#### Dataset excerpts:
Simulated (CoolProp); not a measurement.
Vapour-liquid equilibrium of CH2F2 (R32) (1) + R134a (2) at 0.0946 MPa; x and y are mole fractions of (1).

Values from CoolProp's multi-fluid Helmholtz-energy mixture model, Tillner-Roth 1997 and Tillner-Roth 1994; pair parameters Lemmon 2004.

#### Activity:
Reproduce the entries exactly. Every word has to stay the same.

#### Task result:
Simulated (CoolProp); not a measurement.
Vapour-liquid equilibrium of CH2F2 (R32) (1) + R134a (2) at 0.0946 MPa; x and y are mole fractions of (1).

Values from CoolProp's multi-fluid Helmholtz-energy mixture model, Tillner-Roth 1997 and Tillner-Roth 1994; pair parameters Lemmon 2004.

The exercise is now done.